→ Material supplied:
##########
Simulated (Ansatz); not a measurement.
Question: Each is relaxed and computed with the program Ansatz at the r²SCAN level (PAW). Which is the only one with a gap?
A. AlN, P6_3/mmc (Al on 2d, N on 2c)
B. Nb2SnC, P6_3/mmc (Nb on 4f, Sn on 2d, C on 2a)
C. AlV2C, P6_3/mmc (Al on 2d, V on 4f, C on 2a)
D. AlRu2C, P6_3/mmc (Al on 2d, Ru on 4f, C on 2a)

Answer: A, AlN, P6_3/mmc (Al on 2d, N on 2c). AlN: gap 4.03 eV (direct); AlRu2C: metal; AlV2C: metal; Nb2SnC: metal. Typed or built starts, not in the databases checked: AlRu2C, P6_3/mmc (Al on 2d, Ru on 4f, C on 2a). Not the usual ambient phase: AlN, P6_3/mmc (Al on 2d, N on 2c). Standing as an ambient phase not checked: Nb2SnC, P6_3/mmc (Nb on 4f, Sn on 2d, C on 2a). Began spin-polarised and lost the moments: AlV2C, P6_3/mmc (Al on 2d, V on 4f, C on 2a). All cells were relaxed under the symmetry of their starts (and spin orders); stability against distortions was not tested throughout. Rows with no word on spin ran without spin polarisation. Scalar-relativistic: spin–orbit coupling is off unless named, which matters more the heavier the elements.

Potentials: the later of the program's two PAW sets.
##########

Repeat the material above exactly, beginning with its first line and ending with the line that holds "D. AlRu2C, P6_3/mmc", and leave out everything else.

→ Task output:
Simulated (Ansatz); not a measurement.
Question: Each is relaxed and computed with the program Ansatz at the r²SCAN level (PAW). Which is the only one with a gap?
A. AlN, P6_3/mmc (Al on 2d, N on 2c)
B. Nb2SnC, P6_3/mmc (Nb on 4f, Sn on 2d, C on 2a)
C. AlV2C, P6_3/mmc (Al on 2d, V on 4f, C on 2a)
D. AlRu2C, P6_3/mmc (Al on 2d, Ru on 4f, C on 2a)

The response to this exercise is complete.